ACTIVITY :: Exactly as written, retype all of the records that come next.

BEGIN EXERCISE DATA
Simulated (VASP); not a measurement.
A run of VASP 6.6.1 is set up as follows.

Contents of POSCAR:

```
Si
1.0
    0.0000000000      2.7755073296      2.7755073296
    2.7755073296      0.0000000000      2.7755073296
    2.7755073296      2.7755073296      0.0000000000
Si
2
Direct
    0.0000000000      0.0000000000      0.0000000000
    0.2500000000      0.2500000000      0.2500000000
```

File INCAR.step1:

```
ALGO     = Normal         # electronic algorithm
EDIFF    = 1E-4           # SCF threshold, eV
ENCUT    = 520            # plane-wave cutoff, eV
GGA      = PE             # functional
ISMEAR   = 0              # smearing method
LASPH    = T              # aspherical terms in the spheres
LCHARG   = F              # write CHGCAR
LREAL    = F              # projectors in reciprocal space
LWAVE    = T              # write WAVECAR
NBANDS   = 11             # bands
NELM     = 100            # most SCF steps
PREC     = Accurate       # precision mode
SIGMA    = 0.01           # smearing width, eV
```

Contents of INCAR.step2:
END EXERCISE DATA

WORKED SOLUTION ::
Simulated (VASP); not a measurement.
A run of VASP 6.6.1 is set up as follows.

Contents of POSCAR:

```
Si
1.0
    0.0000000000      2.7755073296      2.7755073296
    2.7755073296      0.0000000000      2.7755073296
    2.7755073296      2.7755073296      0.0000000000
Si
2
Direct
    0.0000000000      0.0000000000      0.0000000000
    0.2500000000      0.2500000000      0.2500000000
```

File INCAR.step1:

```
ALGO     = Normal         # electronic algorithm
EDIFF    = 1E-4           # SCF threshold, eV
ENCUT    = 520            # plane-wave cutoff, eV
GGA      = PE             # functional
ISMEAR   = 0              # smearing method
LASPH    = T              # aspherical terms in the spheres
LCHARG   = F              # write CHGCAR
LREAL    = F              # projectors in reciprocal space
LWAVE    = T              # write WAVECAR
NBANDS   = 11             # bands
NELM     = 100            # most SCF steps
PREC     = Accurate       # precision mode
SIGMA    = 0.01           # smearing width, eV
```

Contents of INCAR.step2:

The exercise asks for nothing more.